■ Data excerpts

↓

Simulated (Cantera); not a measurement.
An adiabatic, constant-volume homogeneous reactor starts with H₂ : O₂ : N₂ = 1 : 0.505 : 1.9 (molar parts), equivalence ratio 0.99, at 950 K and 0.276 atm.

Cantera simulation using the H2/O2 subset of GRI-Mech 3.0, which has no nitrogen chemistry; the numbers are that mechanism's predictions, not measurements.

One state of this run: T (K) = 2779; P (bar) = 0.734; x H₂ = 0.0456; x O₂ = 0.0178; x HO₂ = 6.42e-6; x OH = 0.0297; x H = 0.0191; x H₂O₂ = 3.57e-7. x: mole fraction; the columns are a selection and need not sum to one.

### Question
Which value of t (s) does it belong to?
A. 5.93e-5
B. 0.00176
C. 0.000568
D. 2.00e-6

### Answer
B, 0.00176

↑

■ Brief
Would you restate, word for word, every line of the listing from its first line through the line with "Cantera simulation using"?

■ Exercise answer
Simulated (Cantera); not a measurement.
An adiabatic, constant-volume homogeneous reactor starts with H₂ : O₂ : N₂ = 1 : 0.505 : 1.9 (molar parts), equivalence ratio 0.99, at 950 K and 0.276 atm.

Cantera simulation using the H2/O2 subset of GRI-Mech 3.0, which has no nitrogen chemistry; the numbers are that mechanism's predictions, not measurements.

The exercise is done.